** Exercise **
Everything from the first line of the material below through the line containing "Question: Estimate the wall time of this run." must be retyped exactly, and nothing past it.

##### Extracted records
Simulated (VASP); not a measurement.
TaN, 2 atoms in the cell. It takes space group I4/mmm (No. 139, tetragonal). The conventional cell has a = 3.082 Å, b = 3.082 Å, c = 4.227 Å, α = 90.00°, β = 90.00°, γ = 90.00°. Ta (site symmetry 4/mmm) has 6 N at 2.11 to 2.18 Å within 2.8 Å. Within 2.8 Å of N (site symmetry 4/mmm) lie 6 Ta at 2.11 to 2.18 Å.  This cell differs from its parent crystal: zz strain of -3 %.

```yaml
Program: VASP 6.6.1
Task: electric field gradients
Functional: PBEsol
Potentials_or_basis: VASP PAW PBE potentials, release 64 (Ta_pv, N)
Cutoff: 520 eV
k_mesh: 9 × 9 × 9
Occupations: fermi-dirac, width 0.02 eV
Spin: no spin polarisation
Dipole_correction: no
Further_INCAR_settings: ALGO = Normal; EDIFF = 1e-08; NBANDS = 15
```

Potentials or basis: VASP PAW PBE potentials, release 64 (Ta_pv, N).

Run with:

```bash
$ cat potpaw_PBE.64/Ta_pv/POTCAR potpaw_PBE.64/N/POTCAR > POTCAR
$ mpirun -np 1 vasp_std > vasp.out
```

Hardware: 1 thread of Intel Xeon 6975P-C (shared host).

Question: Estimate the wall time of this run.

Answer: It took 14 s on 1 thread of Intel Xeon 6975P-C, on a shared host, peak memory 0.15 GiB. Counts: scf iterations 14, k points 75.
##########

** Expected answer **
Simulated (VASP); not a measurement.
TaN, 2 atoms in the cell. It takes space group I4/mmm (No. 139, tetragonal). The conventional cell has a = 3.082 Å, b = 3.082 Å, c = 4.227 Å, α = 90.00°, β = 90.00°, γ = 90.00°. Ta (site symmetry 4/mmm) has 6 N at 2.11 to 2.18 Å within 2.8 Å. Within 2.8 Å of N (site symmetry 4/mmm) lie 6 Ta at 2.11 to 2.18 Å.  This cell differs from its parent crystal: zz strain of -3 %.

```yaml
Program: VASP 6.6.1
Task: electric field gradients
Functional: PBEsol
Potentials_or_basis: VASP PAW PBE potentials, release 64 (Ta_pv, N)
Cutoff: 520 eV
k_mesh: 9 × 9 × 9
Occupations: fermi-dirac, width 0.02 eV
Spin: no spin polarisation
Dipole_correction: no
Further_INCAR_settings: ALGO = Normal; EDIFF = 1e-08; NBANDS = 15
```

Potentials or basis: VASP PAW PBE potentials, release 64 (Ta_pv, N).

Run with:

```bash
$ cat potpaw_PBE.64/Ta_pv/POTCAR potpaw_PBE.64/N/POTCAR > POTCAR
$ mpirun -np 1 vasp_std > vasp.out
```

Hardware: 1 thread of Intel Xeon 6975P-C (shared host).

Question: Estimate the wall time of this run.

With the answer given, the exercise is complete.